(Input data Opens)
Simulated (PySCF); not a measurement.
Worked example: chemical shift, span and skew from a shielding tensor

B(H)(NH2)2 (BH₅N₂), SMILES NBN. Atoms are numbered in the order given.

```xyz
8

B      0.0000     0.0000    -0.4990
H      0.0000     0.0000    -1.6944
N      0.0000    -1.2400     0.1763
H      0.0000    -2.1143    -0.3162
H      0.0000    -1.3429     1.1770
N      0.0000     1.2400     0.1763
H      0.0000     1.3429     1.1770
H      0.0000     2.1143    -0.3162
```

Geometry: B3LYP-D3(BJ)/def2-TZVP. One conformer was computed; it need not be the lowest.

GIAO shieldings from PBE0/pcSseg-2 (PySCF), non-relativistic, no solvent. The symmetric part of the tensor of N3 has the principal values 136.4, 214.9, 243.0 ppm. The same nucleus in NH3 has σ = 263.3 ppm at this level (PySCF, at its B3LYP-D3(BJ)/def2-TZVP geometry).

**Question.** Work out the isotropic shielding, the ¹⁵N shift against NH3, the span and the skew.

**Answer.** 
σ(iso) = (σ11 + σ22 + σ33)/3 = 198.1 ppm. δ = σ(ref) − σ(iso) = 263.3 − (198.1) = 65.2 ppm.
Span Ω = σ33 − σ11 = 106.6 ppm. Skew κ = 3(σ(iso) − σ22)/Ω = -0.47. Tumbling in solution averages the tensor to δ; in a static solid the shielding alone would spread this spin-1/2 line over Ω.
(Input data Closes)

→ **Task item**:
Within the material above, extract exactly the lines that start at the line containing "and the skew." and stop after the line containing "σ(iso) = (σ11", and only those.

→ **Exercise result**:
**Question.** Work out the isotropic shielding, the ¹⁵N shift against NH3, the span and the skew.

**Answer.** 
σ(iso) = (σ11 + σ22 + σ33)/3 = 198.1 ppm. δ = σ(ref) − σ(iso) = 263.3 − (198.1) = 65.2 ppm.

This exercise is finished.